### [Work request]
When the line containing "Change from the" appears in the entries below, begin printing there and stop after the line containing "Ansatz 0.2.0 |"; print each of those lines exactly and no other line.

### [Data records]
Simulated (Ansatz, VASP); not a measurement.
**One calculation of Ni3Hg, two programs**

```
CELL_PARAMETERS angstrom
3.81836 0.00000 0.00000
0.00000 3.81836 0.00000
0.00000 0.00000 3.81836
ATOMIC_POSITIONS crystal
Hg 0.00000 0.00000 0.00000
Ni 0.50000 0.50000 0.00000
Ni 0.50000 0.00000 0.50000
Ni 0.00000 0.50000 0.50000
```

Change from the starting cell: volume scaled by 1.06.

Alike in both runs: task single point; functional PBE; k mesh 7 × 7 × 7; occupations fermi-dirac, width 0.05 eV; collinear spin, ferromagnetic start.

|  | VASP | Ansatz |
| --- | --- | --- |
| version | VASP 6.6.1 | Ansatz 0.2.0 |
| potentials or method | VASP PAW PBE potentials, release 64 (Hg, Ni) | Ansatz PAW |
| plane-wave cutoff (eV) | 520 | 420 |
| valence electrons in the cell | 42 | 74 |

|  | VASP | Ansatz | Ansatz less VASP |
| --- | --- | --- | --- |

### [Written response]
Change from the starting cell: volume scaled by 1.06.

Alike in both runs: task single point; functional PBE; k mesh 7 × 7 × 7; occupations fermi-dirac, width 0.05 eV; collinear spin, ferromagnetic start.

|  | VASP | Ansatz |
| --- | --- | --- |
| version | VASP 6.6.1 | Ansatz 0.2.0 |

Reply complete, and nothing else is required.